- Extracted records -
╔══

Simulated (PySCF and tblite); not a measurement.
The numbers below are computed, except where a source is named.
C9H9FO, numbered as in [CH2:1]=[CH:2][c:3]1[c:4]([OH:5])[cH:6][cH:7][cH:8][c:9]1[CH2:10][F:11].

╚══

- Work instruction -
The required output is all of the material, word for word.

- Written answer -
Simulated (PySCF and tblite); not a measurement.
The numbers below are computed, except where a source is named.
C9H9FO, numbered as in [CH2:1]=[CH:2][c:3]1[c:4]([OH:5])[cH:6][cH:7][cH:8][c:9]1[CH2:10][F:11].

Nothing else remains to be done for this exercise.